__________________________________________________
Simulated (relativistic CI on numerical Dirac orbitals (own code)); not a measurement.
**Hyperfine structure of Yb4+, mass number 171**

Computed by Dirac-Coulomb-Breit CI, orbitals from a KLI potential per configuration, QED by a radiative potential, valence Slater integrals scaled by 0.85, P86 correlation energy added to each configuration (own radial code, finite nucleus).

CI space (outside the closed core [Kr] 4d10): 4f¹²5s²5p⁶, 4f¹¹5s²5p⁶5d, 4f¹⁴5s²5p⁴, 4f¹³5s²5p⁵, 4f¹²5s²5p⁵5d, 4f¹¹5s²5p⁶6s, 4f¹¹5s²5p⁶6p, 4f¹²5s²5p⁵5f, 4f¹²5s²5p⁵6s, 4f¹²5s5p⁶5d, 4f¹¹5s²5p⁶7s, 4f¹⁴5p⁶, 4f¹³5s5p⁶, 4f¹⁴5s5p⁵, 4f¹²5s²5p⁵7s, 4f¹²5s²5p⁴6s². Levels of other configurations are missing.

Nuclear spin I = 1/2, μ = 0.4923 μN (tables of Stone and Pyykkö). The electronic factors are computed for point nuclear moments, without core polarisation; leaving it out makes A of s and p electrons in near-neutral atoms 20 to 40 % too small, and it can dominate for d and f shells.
__________________________________________________

__REQUIREMENT__:
From the data above, output only the lines between the line containing "mass number 171**" and the line containing "Computed by Dirac-Coulomb-Breit", inclusive, exactly as written.

__RESPONSE BOX__:
**Hyperfine structure of Yb4+, mass number 171**

Computed by Dirac-Coulomb-Breit CI, orbitals from a KLI potential per configuration, QED by a radiative potential, valence Slater integrals scaled by 0.85, P86 correlation energy added to each configuration (own radial code, finite nucleus).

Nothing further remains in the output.